=== Section Start ===
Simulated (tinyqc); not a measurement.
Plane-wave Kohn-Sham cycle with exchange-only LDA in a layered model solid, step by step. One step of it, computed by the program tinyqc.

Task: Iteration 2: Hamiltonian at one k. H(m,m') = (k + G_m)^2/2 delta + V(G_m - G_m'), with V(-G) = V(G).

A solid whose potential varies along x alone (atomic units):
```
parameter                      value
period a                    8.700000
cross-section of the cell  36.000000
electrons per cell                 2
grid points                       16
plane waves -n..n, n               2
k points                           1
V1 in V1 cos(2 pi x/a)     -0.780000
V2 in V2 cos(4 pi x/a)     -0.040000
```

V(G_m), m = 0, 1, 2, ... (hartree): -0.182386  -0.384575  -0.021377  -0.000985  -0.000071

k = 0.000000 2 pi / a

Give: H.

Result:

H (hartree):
=== Section End ===

▶ _WORK ITEM_: Nothing should be left out: repeat all of the data exactly.

▶ _SOLUTION_:
Simulated (tinyqc); not a measurement.
Plane-wave Kohn-Sham cycle with exchange-only LDA in a layered model solid, step by step. One step of it, computed by the program tinyqc.

Task: Iteration 2: Hamiltonian at one k. H(m,m') = (k + G_m)^2/2 delta + V(G_m - G_m'), with V(-G) = V(G).

A solid whose potential varies along x alone (atomic units):
```
parameter                      value
period a                    8.700000
cross-section of the cell  36.000000
electrons per cell                 2
grid points                       16
plane waves -n..n, n               2
k points                           1
V1 in V1 cos(2 pi x/a)     -0.780000
V2 in V2 cos(4 pi x/a)     -0.040000
```

V(G_m), m = 0, 1, 2, ... (hartree): -0.182386  -0.384575  -0.021377  -0.000985  -0.000071

k = 0.000000 2 pi / a

Give: H.

Result:

H (hartree):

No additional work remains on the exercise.